******
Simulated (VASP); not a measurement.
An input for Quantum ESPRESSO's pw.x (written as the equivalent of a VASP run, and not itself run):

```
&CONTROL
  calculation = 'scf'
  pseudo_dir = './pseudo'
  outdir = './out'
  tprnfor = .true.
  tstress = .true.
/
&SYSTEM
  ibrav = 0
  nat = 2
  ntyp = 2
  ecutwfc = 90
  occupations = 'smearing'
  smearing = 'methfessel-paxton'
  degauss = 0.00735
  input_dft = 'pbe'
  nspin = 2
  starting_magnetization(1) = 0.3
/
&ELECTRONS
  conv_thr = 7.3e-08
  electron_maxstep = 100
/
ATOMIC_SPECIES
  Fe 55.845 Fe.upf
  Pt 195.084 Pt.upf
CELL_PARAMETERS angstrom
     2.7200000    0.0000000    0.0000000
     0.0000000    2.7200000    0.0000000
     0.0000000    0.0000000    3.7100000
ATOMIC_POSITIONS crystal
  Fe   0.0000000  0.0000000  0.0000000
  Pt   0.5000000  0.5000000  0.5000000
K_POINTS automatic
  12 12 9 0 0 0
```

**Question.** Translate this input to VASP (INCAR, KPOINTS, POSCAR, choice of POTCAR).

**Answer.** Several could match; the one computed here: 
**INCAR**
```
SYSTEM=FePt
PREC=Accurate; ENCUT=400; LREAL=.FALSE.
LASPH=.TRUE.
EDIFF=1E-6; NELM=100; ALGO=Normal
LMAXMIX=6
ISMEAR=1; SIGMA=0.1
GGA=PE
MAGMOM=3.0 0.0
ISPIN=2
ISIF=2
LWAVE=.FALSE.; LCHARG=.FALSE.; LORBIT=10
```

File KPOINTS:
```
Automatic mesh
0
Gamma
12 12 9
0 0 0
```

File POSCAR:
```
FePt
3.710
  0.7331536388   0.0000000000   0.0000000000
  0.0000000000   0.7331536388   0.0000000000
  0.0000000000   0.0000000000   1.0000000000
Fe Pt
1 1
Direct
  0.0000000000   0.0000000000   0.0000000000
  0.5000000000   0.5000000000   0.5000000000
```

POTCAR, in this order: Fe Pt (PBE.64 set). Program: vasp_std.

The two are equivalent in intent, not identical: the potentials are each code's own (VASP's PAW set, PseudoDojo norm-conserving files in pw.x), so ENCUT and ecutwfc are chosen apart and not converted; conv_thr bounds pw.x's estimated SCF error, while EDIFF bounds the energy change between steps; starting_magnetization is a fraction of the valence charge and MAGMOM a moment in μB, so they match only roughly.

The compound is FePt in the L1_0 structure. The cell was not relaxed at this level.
******

> **WORK ITEM**:
Precisely the lines between those holding "POTCAR, in this" and "The two are", inclusive, are to be reproduced from the listing above, with nothing added.

> **EXERCISE ANSWER**:
POTCAR, in this order: Fe Pt (PBE.64 set). Program: vasp_std.

The two are equivalent in intent, not identical: the potentials are each code's own (VASP's PAW set, PseudoDojo norm-conserving files in pw.x), so ENCUT and ecutwfc are chosen apart and not converted; conv_thr bounds pw.x's estimated SCF error, while EDIFF bounds the energy change between steps; starting_magnetization is a fraction of the valence charge and MAGMOM a moment in μB, so they match only roughly.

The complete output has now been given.